Dataset records —
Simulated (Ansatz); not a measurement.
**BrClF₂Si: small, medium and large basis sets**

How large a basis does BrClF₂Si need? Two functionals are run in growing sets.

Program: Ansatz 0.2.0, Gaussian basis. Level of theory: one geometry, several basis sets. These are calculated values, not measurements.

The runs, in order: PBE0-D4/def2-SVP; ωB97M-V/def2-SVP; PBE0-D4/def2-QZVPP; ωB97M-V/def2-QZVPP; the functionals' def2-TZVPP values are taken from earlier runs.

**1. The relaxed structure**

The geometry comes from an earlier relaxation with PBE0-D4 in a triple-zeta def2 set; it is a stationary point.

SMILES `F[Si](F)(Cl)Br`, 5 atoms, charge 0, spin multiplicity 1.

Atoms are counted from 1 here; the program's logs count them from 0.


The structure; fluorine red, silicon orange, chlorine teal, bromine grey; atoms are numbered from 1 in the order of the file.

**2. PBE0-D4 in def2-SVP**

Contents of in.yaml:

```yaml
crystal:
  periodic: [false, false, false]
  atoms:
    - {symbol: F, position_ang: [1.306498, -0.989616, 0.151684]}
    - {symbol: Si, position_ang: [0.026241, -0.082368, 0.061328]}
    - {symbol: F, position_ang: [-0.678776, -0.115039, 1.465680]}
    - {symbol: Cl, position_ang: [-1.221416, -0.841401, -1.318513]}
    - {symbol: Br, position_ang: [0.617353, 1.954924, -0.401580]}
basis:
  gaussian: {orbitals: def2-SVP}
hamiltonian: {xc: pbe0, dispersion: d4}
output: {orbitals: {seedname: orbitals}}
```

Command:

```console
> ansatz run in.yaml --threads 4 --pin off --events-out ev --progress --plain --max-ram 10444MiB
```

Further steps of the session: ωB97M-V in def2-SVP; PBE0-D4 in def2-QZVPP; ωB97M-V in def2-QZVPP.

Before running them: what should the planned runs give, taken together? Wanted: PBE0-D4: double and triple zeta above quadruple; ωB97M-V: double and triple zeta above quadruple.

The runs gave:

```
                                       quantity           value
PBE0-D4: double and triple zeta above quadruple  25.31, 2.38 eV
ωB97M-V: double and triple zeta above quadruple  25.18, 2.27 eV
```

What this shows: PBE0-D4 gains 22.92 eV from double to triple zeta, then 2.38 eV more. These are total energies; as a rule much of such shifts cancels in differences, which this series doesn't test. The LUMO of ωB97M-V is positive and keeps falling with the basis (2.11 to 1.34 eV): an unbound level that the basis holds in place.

Assignment —
Nothing past the line containing "The relaxed structure**" should be restated; transcribe the material exactly from its first line through that line.

Worked solution —
Simulated (Ansatz); not a measurement.
**BrClF₂Si: small, medium and large basis sets**

How large a basis does BrClF₂Si need? Two functionals are run in growing sets.

Program: Ansatz 0.2.0, Gaussian basis. Level of theory: one geometry, several basis sets. These are calculated values, not measurements.

The runs, in order: PBE0-D4/def2-SVP; ωB97M-V/def2-SVP; PBE0-D4/def2-QZVPP; ωB97M-V/def2-QZVPP; the functionals' def2-TZVPP values are taken from earlier runs.

**1. The relaxed structure**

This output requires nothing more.